_EXERCISE_: Your task is to quote the records from their first line through the line containing "this a minimum?", with nothing added or left out.

_DATASET EXCERPTS_:
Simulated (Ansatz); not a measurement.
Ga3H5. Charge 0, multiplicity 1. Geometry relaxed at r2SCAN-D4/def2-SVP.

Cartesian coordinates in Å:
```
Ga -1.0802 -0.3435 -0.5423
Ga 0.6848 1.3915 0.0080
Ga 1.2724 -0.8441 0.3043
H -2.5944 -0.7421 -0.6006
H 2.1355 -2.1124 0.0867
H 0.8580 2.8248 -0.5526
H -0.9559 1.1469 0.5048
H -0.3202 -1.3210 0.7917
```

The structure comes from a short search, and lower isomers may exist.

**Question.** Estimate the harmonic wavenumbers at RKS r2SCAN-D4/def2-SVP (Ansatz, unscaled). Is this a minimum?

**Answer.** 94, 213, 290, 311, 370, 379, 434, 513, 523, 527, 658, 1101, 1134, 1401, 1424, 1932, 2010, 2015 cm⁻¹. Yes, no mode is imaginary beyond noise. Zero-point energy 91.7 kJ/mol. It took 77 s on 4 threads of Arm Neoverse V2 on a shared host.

_RESPONSE BOX_:
Simulated (Ansatz); not a measurement.
Ga3H5. Charge 0, multiplicity 1. Geometry relaxed at r2SCAN-D4/def2-SVP.

Cartesian coordinates in Å:
```
Ga -1.0802 -0.3435 -0.5423
Ga 0.6848 1.3915 0.0080
Ga 1.2724 -0.8441 0.3043
H -2.5944 -0.7421 -0.6006
H 2.1355 -2.1124 0.0867
H 0.8580 2.8248 -0.5526
H -0.9559 1.1469 0.5048
H -0.3202 -1.3210 0.7917
```

The structure comes from a short search, and lower isomers may exist.

**Question.** Estimate the harmonic wavenumbers at RKS r2SCAN-D4/def2-SVP (Ansatz, unscaled). Is this a minimum?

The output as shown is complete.